Assignment —
Word for word, please restate the lines from the beginning of the data through the line in which "Result: Least squares" appears.

Given records —
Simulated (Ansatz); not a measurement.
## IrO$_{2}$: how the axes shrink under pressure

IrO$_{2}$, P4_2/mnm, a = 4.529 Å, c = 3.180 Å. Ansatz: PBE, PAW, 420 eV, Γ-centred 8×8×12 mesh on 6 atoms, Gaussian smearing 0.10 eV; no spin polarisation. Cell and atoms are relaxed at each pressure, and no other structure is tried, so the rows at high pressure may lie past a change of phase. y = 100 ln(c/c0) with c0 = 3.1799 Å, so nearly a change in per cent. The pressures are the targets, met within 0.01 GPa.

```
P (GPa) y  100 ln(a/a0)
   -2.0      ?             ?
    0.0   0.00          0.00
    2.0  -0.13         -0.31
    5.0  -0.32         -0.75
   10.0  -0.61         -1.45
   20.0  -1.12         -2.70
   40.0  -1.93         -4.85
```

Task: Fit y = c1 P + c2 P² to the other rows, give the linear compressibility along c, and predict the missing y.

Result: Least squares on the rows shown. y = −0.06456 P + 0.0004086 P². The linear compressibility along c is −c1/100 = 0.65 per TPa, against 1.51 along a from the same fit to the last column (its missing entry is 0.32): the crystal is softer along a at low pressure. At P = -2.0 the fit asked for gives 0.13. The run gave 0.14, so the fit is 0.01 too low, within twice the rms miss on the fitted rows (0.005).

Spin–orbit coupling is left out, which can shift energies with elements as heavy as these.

Reply —
Simulated (Ansatz); not a measurement.
## IrO$_{2}$: how the axes shrink under pressure

IrO$_{2}$, P4_2/mnm, a = 4.529 Å, c = 3.180 Å. Ansatz: PBE, PAW, 420 eV, Γ-centred 8×8×12 mesh on 6 atoms, Gaussian smearing 0.10 eV; no spin polarisation. Cell and atoms are relaxed at each pressure, and no other structure is tried, so the rows at high pressure may lie past a change of phase. y = 100 ln(c/c0) with c0 = 3.1799 Å, so nearly a change in per cent. The pressures are the targets, met within 0.01 GPa.

```
P (GPa) y  100 ln(a/a0)
   -2.0      ?             ?
    0.0   0.00          0.00
    2.0  -0.13         -0.31
    5.0  -0.32         -0.75
   10.0  -0.61         -1.45
   20.0  -1.12         -2.70
   40.0  -1.93         -4.85
```

Task: Fit y = c1 P + c2 P² to the other rows, give the linear compressibility along c, and predict the missing y.

Result: Least squares on the rows shown. y = −0.06456 P + 0.0004086 P². The linear compressibility along c is −c1/100 = 0.65 per TPa, against 1.51 along a from the same fit to the last column (its missing entry is 0.32): the crystal is softer along a at low pressure. At P = -2.0 the fit asked for gives 0.13. The run gave 0.14, so the fit is 0.01 too low, within twice the rms miss on the fitted rows (0.005).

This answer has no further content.